#####

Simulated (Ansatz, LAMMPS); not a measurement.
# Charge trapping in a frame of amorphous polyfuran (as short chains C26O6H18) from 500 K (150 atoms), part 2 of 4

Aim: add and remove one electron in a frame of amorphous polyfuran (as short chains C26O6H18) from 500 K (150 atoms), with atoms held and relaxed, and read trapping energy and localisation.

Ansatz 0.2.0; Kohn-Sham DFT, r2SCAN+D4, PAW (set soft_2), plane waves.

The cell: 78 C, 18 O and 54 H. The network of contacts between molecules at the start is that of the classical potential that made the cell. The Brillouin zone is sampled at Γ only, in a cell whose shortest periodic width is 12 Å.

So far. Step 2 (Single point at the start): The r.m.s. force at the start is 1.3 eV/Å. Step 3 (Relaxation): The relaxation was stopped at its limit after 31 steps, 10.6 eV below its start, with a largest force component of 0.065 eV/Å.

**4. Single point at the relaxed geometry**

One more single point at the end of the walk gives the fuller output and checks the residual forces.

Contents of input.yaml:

#####

ACTION ITEM
Your answer should be the lines of the listing above between the line holding "So far. Step" and the line holding "One more single", inclusive, restated word for word and alone.

WRITTEN RESPONSE
So far. Step 2 (Single point at the start): The r.m.s. force at the start is 1.3 eV/Å. Step 3 (Relaxation): The relaxation was stopped at its limit after 31 steps, 10.6 eV below its start, with a largest force component of 0.065 eV/Å.

**4. Single point at the relaxed geometry**

One more single point at the end of the walk gives the fuller output and checks the residual forces.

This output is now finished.